→ **Work order**
Every line of the material is to be duplicated precisely.

→ **Information given**
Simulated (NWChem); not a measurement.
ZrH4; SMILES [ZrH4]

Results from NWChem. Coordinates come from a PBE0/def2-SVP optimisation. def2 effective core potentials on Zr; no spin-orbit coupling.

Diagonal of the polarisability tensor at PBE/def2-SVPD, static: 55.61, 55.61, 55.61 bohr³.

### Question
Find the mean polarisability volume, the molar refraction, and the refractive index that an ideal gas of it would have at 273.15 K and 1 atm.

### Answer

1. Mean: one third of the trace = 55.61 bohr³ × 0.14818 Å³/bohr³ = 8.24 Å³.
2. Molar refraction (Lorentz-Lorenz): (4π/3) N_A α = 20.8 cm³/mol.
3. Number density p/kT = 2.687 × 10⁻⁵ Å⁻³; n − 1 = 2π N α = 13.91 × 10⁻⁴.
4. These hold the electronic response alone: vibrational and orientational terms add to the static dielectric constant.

→ **Task output**
Simulated (NWChem); not a measurement.
ZrH4; SMILES [ZrH4]

Results from NWChem. Coordinates come from a PBE0/def2-SVP optimisation. def2 effective core potentials on Zr; no spin-orbit coupling.

Diagonal of the polarisability tensor at PBE/def2-SVPD, static: 55.61, 55.61, 55.61 bohr³.

### Question
Find the mean polarisability volume, the molar refraction, and the refractive index that an ideal gas of it would have at 273.15 K and 1 atm.

### Answer

1. Mean: one third of the trace = 55.61 bohr³ × 0.14818 Å³/bohr³ = 8.24 Å³.
2. Molar refraction (Lorentz-Lorenz): (4π/3) N_A α = 20.8 cm³/mol.
3. Number density p/kT = 2.687 × 10⁻⁵ Å⁻³; n − 1 = 2π N α = 13.91 × 10⁻⁴.
4. These hold the electronic response alone: vibrational and orientational terms add to the static dielectric constant.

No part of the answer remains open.